▶ **Activity**
An exact transcript of all the records is required, with nothing left out.

▶ **Data records**
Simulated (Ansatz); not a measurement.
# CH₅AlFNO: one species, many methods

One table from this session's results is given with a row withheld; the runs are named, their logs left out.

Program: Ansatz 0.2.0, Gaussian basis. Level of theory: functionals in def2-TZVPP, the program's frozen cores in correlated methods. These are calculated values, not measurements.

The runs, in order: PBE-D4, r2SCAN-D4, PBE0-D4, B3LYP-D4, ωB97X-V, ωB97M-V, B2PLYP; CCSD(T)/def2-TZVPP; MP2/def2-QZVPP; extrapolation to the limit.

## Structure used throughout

▶ **Task answer**
Simulated (Ansatz); not a measurement.
# CH₅AlFNO: one species, many methods

One table from this session's results is given with a row withheld; the runs are named, their logs left out.

Program: Ansatz 0.2.0, Gaussian basis. Level of theory: functionals in def2-TZVPP, the program's frozen cores in correlated methods. These are calculated values, not measurements.

The runs, in order: PBE-D4, r2SCAN-D4, PBE0-D4, B3LYP-D4, ωB97X-V, ωB97M-V, B2PLYP; CCSD(T)/def2-TZVPP; MP2/def2-QZVPP; extrapolation to the limit.

## Structure used throughout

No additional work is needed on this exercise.